Work instruction:
In the listing below, find the line with "Unless said otherwise, spin-orbit", then repeat exactly every line from the top through that one.

Supplied material:
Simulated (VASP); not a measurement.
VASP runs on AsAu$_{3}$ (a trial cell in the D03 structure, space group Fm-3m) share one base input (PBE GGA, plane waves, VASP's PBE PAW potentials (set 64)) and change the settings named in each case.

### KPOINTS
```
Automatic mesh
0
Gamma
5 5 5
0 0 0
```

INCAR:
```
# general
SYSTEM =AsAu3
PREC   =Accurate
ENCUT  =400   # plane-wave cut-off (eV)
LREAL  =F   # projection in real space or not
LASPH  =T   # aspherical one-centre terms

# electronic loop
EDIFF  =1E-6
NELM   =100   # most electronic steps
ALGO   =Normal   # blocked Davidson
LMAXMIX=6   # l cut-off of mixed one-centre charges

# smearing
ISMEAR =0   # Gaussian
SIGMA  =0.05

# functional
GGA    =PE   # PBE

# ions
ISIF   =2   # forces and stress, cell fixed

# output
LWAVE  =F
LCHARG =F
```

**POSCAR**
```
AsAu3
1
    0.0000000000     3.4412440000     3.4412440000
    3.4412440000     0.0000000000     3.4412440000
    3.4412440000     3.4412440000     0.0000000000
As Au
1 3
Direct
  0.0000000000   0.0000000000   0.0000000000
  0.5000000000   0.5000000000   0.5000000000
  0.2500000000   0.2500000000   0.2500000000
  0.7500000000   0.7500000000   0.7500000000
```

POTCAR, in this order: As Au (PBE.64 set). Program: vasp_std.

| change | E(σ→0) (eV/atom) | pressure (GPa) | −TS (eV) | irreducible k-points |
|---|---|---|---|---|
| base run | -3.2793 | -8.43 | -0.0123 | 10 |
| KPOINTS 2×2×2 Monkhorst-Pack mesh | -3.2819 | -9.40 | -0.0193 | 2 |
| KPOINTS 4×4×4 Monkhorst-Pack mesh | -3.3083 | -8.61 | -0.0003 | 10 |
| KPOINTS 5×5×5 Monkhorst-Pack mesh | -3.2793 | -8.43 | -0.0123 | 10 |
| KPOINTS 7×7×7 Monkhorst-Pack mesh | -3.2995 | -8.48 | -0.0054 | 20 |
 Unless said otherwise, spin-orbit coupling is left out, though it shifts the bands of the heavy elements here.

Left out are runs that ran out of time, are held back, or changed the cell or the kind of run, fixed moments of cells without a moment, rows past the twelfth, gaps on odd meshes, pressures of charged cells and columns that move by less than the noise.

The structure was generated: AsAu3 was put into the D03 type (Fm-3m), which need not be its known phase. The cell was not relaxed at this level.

Response:
Simulated (VASP); not a measurement.
VASP runs on AsAu$_{3}$ (a trial cell in the D03 structure, space group Fm-3m) share one base input (PBE GGA, plane waves, VASP's PBE PAW potentials (set 64)) and change the settings named in each case.

### KPOINTS
```
Automatic mesh
0
Gamma
5 5 5
0 0 0
```

INCAR:
```
# general
SYSTEM =AsAu3
PREC   =Accurate
ENCUT  =400   # plane-wave cut-off (eV)
LREAL  =F   # projection in real space or not
LASPH  =T   # aspherical one-centre terms

# electronic loop
EDIFF  =1E-6
NELM   =100   # most electronic steps
ALGO   =Normal   # blocked Davidson
LMAXMIX=6   # l cut-off of mixed one-centre charges

# smearing
ISMEAR =0   # Gaussian
SIGMA  =0.05

# functional
GGA    =PE   # PBE

# ions
ISIF   =2   # forces and stress, cell fixed

# output
LWAVE  =F
LCHARG =F
```

**POSCAR**
```
AsAu3
1
    0.0000000000     3.4412440000     3.4412440000
    3.4412440000     0.0000000000     3.4412440000
    3.4412440000     3.4412440000     0.0000000000
As Au
1 3
Direct
  0.0000000000   0.0000000000   0.0000000000
  0.5000000000   0.5000000000   0.5000000000
  0.2500000000   0.2500000000   0.2500000000
  0.7500000000   0.7500000000   0.7500000000
```

POTCAR, in this order: As Au (PBE.64 set). Program: vasp_std.

| change | E(σ→0) (eV/atom) | pressure (GPa) | −TS (eV) | irreducible k-points |
|---|---|---|---|---|
| base run | -3.2793 | -8.43 | -0.0123 | 10 |
| KPOINTS 2×2×2 Monkhorst-Pack mesh | -3.2819 | -9.40 | -0.0193 | 2 |
| KPOINTS 4×4×4 Monkhorst-Pack mesh | -3.3083 | -8.61 | -0.0003 | 10 |
| KPOINTS 5×5×5 Monkhorst-Pack mesh | -3.2793 | -8.43 | -0.0123 | 10 |
| KPOINTS 7×7×7 Monkhorst-Pack mesh | -3.2995 | -8.48 | -0.0054 | 20 |
 Unless said otherwise, spin-orbit coupling is left out, though it shifts the bands of the heavy elements here.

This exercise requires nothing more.